━━━━━━━━━━━━━━━━
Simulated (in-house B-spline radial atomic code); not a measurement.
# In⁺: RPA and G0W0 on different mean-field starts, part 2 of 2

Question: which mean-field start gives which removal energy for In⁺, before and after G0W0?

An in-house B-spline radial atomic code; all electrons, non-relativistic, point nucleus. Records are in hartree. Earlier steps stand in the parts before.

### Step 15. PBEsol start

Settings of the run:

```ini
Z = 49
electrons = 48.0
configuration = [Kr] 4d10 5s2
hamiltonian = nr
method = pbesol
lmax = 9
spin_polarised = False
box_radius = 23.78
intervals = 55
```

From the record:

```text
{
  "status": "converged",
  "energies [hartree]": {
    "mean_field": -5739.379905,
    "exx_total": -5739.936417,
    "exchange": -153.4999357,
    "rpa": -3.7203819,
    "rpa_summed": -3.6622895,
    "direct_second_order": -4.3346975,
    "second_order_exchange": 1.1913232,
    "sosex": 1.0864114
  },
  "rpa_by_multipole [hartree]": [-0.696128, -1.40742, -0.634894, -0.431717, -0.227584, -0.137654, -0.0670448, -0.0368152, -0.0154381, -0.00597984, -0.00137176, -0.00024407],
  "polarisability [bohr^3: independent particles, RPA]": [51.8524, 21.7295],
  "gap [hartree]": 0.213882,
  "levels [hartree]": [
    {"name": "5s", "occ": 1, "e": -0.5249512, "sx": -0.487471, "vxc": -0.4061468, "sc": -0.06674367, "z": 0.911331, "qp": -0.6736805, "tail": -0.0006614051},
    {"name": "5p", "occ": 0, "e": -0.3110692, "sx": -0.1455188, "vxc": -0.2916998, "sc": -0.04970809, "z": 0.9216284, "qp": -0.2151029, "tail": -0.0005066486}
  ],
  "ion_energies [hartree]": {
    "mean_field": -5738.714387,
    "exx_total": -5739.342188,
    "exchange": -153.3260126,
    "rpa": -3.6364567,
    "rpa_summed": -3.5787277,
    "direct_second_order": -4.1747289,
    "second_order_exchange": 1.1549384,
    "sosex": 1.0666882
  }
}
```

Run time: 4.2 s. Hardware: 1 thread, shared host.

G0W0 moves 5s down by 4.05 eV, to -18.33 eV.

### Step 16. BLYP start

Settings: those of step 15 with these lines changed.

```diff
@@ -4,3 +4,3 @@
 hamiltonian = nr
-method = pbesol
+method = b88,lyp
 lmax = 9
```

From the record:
━━━━━━━━━━━━━━━━

### Required action
Restate verbatim the first line above and all lines after it through the line containing "An in-house B-spline"; omit the rest.

### Response box
Simulated (in-house B-spline radial atomic code); not a measurement.
# In⁺: RPA and G0W0 on different mean-field starts, part 2 of 2

Question: which mean-field start gives which removal energy for In⁺, before and after G0W0?

An in-house B-spline radial atomic code; all electrons, non-relativistic, point nucleus. Records are in hartree. Earlier steps stand in the parts before.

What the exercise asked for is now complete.